····················

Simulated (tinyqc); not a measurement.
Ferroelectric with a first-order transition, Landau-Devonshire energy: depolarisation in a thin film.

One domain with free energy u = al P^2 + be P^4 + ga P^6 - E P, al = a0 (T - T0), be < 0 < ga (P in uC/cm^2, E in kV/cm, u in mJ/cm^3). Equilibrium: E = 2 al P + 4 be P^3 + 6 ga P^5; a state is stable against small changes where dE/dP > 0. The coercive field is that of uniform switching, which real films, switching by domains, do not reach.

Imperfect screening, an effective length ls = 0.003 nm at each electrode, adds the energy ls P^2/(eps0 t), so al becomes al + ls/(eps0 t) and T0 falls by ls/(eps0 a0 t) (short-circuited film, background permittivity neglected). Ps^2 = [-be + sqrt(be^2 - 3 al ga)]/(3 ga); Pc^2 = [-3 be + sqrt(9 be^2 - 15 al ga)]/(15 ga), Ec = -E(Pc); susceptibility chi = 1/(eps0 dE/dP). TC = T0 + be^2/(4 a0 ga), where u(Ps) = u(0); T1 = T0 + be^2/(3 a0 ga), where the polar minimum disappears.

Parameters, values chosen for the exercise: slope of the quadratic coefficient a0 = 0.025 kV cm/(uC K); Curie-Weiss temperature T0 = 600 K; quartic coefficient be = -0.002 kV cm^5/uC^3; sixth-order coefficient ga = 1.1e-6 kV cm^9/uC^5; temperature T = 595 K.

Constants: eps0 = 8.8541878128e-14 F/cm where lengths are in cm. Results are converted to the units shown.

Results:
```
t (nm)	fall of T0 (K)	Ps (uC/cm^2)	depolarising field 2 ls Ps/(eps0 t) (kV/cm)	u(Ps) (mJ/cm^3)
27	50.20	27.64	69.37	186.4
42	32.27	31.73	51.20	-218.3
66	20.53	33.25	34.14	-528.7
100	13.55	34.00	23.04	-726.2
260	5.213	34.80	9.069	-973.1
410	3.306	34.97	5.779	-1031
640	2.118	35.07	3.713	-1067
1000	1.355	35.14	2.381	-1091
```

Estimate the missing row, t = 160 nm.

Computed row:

····················

• _Activity_: Copy every line of the records above, starting with the first, up to and including the line containing "Estimate the missing row, t = 160 nm.".

• _Task output_:
Simulated (tinyqc); not a measurement.
Ferroelectric with a first-order transition, Landau-Devonshire energy: depolarisation in a thin film.

One domain with free energy u = al P^2 + be P^4 + ga P^6 - E P, al = a0 (T - T0), be < 0 < ga (P in uC/cm^2, E in kV/cm, u in mJ/cm^3). Equilibrium: E = 2 al P + 4 be P^3 + 6 ga P^5; a state is stable against small changes where dE/dP > 0. The coercive field is that of uniform switching, which real films, switching by domains, do not reach.

Imperfect screening, an effective length ls = 0.003 nm at each electrode, adds the energy ls P^2/(eps0 t), so al becomes al + ls/(eps0 t) and T0 falls by ls/(eps0 a0 t) (short-circuited film, background permittivity neglected). Ps^2 = [-be + sqrt(be^2 - 3 al ga)]/(3 ga); Pc^2 = [-3 be + sqrt(9 be^2 - 15 al ga)]/(15 ga), Ec = -E(Pc); susceptibility chi = 1/(eps0 dE/dP). TC = T0 + be^2/(4 a0 ga), where u(Ps) = u(0); T1 = T0 + be^2/(3 a0 ga), where the polar minimum disappears.

Parameters, values chosen for the exercise: slope of the quadratic coefficient a0 = 0.025 kV cm/(uC K); Curie-Weiss temperature T0 = 600 K; quartic coefficient be = -0.002 kV cm^5/uC^3; sixth-order coefficient ga = 1.1e-6 kV cm^9/uC^5; temperature T = 595 K.

Constants: eps0 = 8.8541878128e-14 F/cm where lengths are in cm. Results are converted to the units shown.

Results:
```
t (nm)	fall of T0 (K)	Ps (uC/cm^2)	depolarising field 2 ls Ps/(eps0 t) (kV/cm)	u(Ps) (mJ/cm^3)
27	50.20	27.64	69.37	186.4
42	32.27	31.73	51.20	-218.3
66	20.53	33.25	34.14	-528.7
100	13.55	34.00	23.04	-726.2
260	5.213	34.80	9.069	-973.1
410	3.306	34.97	5.779	-1031
640	2.118	35.07	3.713	-1067
1000	1.355	35.14	2.381	-1091
```

Estimate the missing row, t = 160 nm.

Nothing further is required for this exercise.